WORK ITEM => Copy exactly, please, the lines of the data from its start through the line containing "It belongs to".

RECORDED INFORMATION =>
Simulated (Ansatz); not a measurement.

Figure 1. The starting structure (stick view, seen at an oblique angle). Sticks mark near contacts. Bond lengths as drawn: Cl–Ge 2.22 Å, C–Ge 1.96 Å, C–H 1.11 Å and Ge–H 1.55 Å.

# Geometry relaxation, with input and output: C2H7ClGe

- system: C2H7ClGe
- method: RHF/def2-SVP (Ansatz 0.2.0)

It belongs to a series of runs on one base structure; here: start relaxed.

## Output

RESPONSE BOX =>
Simulated (Ansatz); not a measurement.

Figure 1. The starting structure (stick view, seen at an oblique angle). Sticks mark near contacts. Bond lengths as drawn: Cl–Ge 2.22 Å, C–Ge 1.96 Å, C–H 1.11 Å and Ge–H 1.55 Å.

# Geometry relaxation, with input and output: C2H7ClGe

- system: C2H7ClGe
- method: RHF/def2-SVP (Ansatz 0.2.0)

It belongs to a series of runs on one base structure; here: start relaxed.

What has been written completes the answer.